## DATA UNDER STUDY
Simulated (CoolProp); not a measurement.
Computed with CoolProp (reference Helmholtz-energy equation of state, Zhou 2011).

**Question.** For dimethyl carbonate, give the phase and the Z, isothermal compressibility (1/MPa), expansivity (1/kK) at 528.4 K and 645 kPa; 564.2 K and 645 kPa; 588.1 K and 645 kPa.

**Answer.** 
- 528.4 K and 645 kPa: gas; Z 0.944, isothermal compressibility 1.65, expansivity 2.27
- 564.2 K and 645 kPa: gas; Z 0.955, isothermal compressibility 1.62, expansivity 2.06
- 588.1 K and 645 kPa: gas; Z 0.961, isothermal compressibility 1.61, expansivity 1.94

## ACTION ITEM
Once you have read the records above, write them out again exactly.

## ANSWER BOX
Simulated (CoolProp); not a measurement.
Computed with CoolProp (reference Helmholtz-energy equation of state, Zhou 2011).

**Question.** For dimethyl carbonate, give the phase and the Z, isothermal compressibility (1/MPa), expansivity (1/kK) at 528.4 K and 645 kPa; 564.2 K and 645 kPa; 588.1 K and 645 kPa.

**Answer.** 
- 528.4 K and 645 kPa: gas; Z 0.944, isothermal compressibility 1.65, expansivity 2.27
- 564.2 K and 645 kPa: gas; Z 0.955, isothermal compressibility 1.62, expansivity 2.06
- 588.1 K and 645 kPa: gas; Z 0.961, isothermal compressibility 1.61, expansivity 1.94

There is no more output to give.